= Beginning of Section =
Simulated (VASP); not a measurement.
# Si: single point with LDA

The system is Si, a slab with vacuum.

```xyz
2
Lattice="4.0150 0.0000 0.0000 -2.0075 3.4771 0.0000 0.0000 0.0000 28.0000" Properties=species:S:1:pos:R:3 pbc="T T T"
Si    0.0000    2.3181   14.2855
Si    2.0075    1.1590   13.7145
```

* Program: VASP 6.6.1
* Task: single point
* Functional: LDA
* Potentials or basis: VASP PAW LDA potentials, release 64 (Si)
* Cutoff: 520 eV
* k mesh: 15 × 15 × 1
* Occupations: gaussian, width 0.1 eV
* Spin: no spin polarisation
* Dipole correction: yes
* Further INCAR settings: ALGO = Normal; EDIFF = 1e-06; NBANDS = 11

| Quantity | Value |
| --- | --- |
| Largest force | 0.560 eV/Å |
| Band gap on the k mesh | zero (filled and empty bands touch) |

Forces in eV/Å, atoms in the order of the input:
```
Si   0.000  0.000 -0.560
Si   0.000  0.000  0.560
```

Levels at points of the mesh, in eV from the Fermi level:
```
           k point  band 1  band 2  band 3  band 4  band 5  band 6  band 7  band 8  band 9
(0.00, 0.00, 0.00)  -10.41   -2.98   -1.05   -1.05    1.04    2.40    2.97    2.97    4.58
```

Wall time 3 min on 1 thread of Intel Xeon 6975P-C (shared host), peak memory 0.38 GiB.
= End of Section =

=== Action item ===
Reproduce the listing above exactly as far as the line with "Cutoff: 520 eV", that line included.

=== Exercise solution ===
Simulated (VASP); not a measurement.
# Si: single point with LDA

The system is Si, a slab with vacuum.

```xyz
2
Lattice="4.0150 0.0000 0.0000 -2.0075 3.4771 0.0000 0.0000 0.0000 28.0000" Properties=species:S:1:pos:R:3 pbc="T T T"
Si    0.0000    2.3181   14.2855
Si    2.0075    1.1590   13.7145
```

* Program: VASP 6.6.1
* Task: single point
* Functional: LDA
* Potentials or basis: VASP PAW LDA potentials, release 64 (Si)
* Cutoff: 520 eV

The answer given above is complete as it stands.